====================

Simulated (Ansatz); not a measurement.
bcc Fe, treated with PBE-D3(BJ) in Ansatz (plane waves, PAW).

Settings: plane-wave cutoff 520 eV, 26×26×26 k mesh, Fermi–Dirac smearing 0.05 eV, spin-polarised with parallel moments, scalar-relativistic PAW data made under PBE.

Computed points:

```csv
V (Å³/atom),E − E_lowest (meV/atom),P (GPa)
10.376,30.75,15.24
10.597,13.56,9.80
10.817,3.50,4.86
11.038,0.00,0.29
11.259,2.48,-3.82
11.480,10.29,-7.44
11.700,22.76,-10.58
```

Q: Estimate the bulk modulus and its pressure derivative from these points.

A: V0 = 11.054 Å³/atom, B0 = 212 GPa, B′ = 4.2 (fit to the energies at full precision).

====================

● **Exercise**:
Nothing in the data may be left out. Copy all of it exactly.

● **Task answer**:
Simulated (Ansatz); not a measurement.
bcc Fe, treated with PBE-D3(BJ) in Ansatz (plane waves, PAW).

Settings: plane-wave cutoff 520 eV, 26×26×26 k mesh, Fermi–Dirac smearing 0.05 eV, spin-polarised with parallel moments, scalar-relativistic PAW data made under PBE.

Computed points:

```csv
V (Å³/atom),E − E_lowest (meV/atom),P (GPa)
10.376,30.75,15.24
10.597,13.56,9.80
10.817,3.50,4.86
11.038,0.00,0.29
11.259,2.48,-3.82
11.480,10.29,-7.44
11.700,22.76,-10.58
```

Q: Estimate the bulk modulus and its pressure derivative from these points.

A: V0 = 11.054 Å³/atom, B0 = 212 GPa, B′ = 4.2 (fit to the energies at full precision).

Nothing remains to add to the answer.